Recorded information:
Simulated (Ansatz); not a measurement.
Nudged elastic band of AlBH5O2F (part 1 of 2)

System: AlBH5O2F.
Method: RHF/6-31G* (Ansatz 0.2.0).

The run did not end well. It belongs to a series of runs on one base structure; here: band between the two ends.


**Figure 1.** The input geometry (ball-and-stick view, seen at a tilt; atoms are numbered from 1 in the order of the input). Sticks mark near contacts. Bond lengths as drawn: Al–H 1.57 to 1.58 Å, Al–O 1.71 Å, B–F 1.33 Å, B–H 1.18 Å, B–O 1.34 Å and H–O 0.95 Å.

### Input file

Exercise: Look above for the line with "System: AlBH5O2F." and the line with "H–O 0.95 Å.". Retype those two lines and every line between them exactly, adding nothing.

Written response:
System: AlBH5O2F.
Method: RHF/6-31G* (Ansatz 0.2.0).

The run did not end well. It belongs to a series of runs on one base structure; here: band between the two ends.


**Figure 1.** The input geometry (ball-and-stick view, seen at a tilt; atoms are numbered from 1 in the order of the input). Sticks mark near contacts. Bond lengths as drawn: Al–H 1.57 to 1.58 Å, Al–O 1.71 Å, B–F 1.33 Å, B–H 1.18 Å, B–O 1.34 Å and H–O 0.95 Å.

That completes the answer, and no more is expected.